### Information

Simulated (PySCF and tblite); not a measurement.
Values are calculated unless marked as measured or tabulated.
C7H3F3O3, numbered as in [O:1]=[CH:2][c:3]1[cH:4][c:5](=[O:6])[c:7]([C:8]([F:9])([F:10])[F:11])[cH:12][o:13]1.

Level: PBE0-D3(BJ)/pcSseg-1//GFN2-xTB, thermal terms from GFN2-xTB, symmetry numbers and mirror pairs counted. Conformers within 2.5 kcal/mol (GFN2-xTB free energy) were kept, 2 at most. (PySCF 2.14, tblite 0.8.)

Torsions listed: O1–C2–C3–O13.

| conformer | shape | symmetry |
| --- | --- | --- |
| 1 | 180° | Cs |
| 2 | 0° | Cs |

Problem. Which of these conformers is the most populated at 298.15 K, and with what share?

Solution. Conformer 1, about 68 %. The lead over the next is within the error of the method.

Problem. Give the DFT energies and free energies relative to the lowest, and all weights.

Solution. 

######

Work order:
Exact copies of the lines from the start of the data up to the line holding "C7H3F3O3, numbered as", both included, are all that is needed.

Reply:
Simulated (PySCF and tblite); not a measurement.
Values are calculated unless marked as measured or tabulated.
C7H3F3O3, numbered as in [O:1]=[CH:2][c:3]1[cH:4][c:5](=[O:6])[c:7]([C:8]([F:9])([F:10])[F:11])[cH:12][o:13]1.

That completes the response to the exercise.